◆ Listed records
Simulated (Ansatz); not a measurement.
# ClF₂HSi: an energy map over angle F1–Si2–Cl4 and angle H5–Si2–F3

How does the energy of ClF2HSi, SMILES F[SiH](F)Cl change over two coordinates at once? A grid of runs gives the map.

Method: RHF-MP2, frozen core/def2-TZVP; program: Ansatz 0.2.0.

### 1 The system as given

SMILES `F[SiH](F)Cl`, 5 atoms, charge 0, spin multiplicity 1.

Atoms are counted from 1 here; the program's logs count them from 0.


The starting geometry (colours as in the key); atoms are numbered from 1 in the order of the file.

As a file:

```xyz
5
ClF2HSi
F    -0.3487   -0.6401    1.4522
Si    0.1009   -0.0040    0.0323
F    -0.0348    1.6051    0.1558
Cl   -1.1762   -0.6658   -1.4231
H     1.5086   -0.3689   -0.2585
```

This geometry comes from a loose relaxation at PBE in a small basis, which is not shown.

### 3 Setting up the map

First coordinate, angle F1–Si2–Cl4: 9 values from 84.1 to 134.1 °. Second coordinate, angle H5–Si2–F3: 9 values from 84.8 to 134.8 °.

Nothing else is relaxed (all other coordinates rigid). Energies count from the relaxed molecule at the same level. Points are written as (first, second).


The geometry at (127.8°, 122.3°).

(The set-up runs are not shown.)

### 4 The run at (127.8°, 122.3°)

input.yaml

◆ Work instruction
Each record above should be set down again in its exact wording.

◆ Result
Simulated (Ansatz); not a measurement.
# ClF₂HSi: an energy map over angle F1–Si2–Cl4 and angle H5–Si2–F3

How does the energy of ClF2HSi, SMILES F[SiH](F)Cl change over two coordinates at once? A grid of runs gives the map.

Method: RHF-MP2, frozen core/def2-TZVP; program: Ansatz 0.2.0.

### 1 The system as given

SMILES `F[SiH](F)Cl`, 5 atoms, charge 0, spin multiplicity 1.

Atoms are counted from 1 here; the program's logs count them from 0.


The starting geometry (colours as in the key); atoms are numbered from 1 in the order of the file.

As a file:

```xyz
5
ClF2HSi
F    -0.3487   -0.6401    1.4522
Si    0.1009   -0.0040    0.0323
F    -0.0348    1.6051    0.1558
Cl   -1.1762   -0.6658   -1.4231
H     1.5086   -0.3689   -0.2585
```

This geometry comes from a loose relaxation at PBE in a small basis, which is not shown.

### 3 Setting up the map

First coordinate, angle F1–Si2–Cl4: 9 values from 84.1 to 134.1 °. Second coordinate, angle H5–Si2–F3: 9 values from 84.8 to 134.8 °.

Nothing else is relaxed (all other coordinates rigid). Energies count from the relaxed molecule at the same level. Points are written as (first, second).


The geometry at (127.8°, 122.3°).

(The set-up runs are not shown.)

### 4 The run at (127.8°, 122.3°)

input.yaml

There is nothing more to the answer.